+++ DATASET ENTRIES +++

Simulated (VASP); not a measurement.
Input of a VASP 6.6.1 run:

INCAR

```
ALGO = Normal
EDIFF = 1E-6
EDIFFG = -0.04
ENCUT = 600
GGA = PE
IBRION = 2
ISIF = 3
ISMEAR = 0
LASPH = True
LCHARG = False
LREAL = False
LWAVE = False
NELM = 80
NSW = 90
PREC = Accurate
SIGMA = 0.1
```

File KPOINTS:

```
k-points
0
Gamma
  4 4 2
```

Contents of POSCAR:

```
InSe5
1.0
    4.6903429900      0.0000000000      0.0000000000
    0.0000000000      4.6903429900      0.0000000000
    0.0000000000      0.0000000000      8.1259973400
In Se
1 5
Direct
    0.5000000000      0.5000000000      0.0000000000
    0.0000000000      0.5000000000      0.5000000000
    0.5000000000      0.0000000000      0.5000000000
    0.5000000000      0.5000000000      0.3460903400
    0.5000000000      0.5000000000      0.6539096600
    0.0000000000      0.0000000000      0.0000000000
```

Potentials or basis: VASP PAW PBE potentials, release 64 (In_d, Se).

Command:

+++

• _ASSIGNMENT_
Write out all of the records word for word.

• _RESULT_
Simulated (VASP); not a measurement.
Input of a VASP 6.6.1 run:

INCAR

```
ALGO = Normal
EDIFF = 1E-6
EDIFFG = -0.04
ENCUT = 600
GGA = PE
IBRION = 2
ISIF = 3
ISMEAR = 0
LASPH = True
LCHARG = False
LREAL = False
LWAVE = False
NELM = 80
NSW = 90
PREC = Accurate
SIGMA = 0.1
```

File KPOINTS:

```
k-points
0
Gamma
  4 4 2
```

Contents of POSCAR:

```
InSe5
1.0
    4.6903429900      0.0000000000      0.0000000000
    0.0000000000      4.6903429900      0.0000000000
    0.0000000000      0.0000000000      8.1259973400
In Se
1 5
Direct
    0.5000000000      0.5000000000      0.0000000000
    0.0000000000      0.5000000000      0.5000000000
    0.5000000000      0.0000000000      0.5000000000
    0.5000000000      0.5000000000      0.3460903400
    0.5000000000      0.5000000000      0.6539096600
    0.0000000000      0.0000000000      0.0000000000
```

Potentials or basis: VASP PAW PBE potentials, release 64 (In_d, Se).

Command:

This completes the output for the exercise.